Records supplied:
++++++++

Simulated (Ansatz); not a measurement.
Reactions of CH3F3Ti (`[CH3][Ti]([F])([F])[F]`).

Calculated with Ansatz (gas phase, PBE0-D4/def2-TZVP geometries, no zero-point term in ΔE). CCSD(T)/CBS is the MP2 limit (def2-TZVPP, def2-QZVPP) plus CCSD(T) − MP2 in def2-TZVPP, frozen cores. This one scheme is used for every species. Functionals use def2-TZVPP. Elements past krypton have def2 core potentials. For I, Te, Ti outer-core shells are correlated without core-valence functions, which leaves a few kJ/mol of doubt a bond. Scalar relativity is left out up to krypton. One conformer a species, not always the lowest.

++++++++

Work instruction:
Go through the records and set each one down again, unchanged.

Task answer:
Simulated (Ansatz); not a measurement.
Reactions of CH3F3Ti (`[CH3][Ti]([F])([F])[F]`).

Calculated with Ansatz (gas phase, PBE0-D4/def2-TZVP geometries, no zero-point term in ΔE). CCSD(T)/CBS is the MP2 limit (def2-TZVPP, def2-QZVPP) plus CCSD(T) − MP2 in def2-TZVPP, frozen cores. This one scheme is used for every species. Functionals use def2-TZVPP. Elements past krypton have def2 core potentials. For I, Te, Ti outer-core shells are correlated without core-valence functions, which leaves a few kJ/mol of doubt a bond. Scalar relativity is left out up to krypton. One conformer a species, not always the lowest.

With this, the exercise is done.